Given information:
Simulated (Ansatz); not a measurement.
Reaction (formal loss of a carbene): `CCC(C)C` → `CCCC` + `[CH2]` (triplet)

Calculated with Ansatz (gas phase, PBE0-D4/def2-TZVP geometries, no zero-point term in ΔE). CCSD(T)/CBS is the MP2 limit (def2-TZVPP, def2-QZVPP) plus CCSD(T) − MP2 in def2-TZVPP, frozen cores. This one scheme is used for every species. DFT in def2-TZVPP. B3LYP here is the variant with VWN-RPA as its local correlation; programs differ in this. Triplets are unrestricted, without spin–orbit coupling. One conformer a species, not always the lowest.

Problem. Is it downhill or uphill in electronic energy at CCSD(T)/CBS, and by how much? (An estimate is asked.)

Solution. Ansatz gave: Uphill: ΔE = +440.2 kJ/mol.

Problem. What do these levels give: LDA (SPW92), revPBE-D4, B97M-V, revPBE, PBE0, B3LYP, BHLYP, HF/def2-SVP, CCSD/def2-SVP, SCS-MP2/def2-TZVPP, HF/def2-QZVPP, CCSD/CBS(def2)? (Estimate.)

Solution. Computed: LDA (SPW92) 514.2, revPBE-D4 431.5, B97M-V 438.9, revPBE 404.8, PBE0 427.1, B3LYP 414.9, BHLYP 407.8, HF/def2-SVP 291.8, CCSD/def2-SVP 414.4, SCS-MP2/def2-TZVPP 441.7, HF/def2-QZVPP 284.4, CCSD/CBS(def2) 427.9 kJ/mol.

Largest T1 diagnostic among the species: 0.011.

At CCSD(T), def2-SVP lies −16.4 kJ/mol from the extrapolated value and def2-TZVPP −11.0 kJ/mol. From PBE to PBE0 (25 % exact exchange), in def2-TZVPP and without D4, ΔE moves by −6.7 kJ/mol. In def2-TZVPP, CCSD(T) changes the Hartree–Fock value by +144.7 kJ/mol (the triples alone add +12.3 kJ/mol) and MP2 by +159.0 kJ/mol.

Work request: Could you restate word for word the lines above from the one containing "Calculated with Ansatz" through the one containing "Solution. Computed: LDA", both included, and nothing else?

Worked solution:
Calculated with Ansatz (gas phase, PBE0-D4/def2-TZVP geometries, no zero-point term in ΔE). CCSD(T)/CBS is the MP2 limit (def2-TZVPP, def2-QZVPP) plus CCSD(T) − MP2 in def2-TZVPP, frozen cores. This one scheme is used for every species. DFT in def2-TZVPP. B3LYP here is the variant with VWN-RPA as its local correlation; programs differ in this. Triplets are unrestricted, without spin–orbit coupling. One conformer a species, not always the lowest.

Problem. Is it downhill or uphill in electronic energy at CCSD(T)/CBS, and by how much? (An estimate is asked.)

Solution. Ansatz gave: Uphill: ΔE = +440.2 kJ/mol.

Problem. What do these levels give: LDA (SPW92), revPBE-D4, B97M-V, revPBE, PBE0, B3LYP, BHLYP, HF/def2-SVP, CCSD/def2-SVP, SCS-MP2/def2-TZVPP, HF/def2-QZVPP, CCSD/CBS(def2)? (Estimate.)

Solution. Computed: LDA (SPW92) 514.2, revPBE-D4 431.5, B97M-V 438.9, revPBE 404.8, PBE0 427.1, B3LYP 414.9, BHLYP 407.8, HF/def2-SVP 291.8, CCSD/def2-SVP 414.4, SCS-MP2/def2-TZVPP 441.7, HF/def2-QZVPP 284.4, CCSD/CBS(def2) 427.9 kJ/mol.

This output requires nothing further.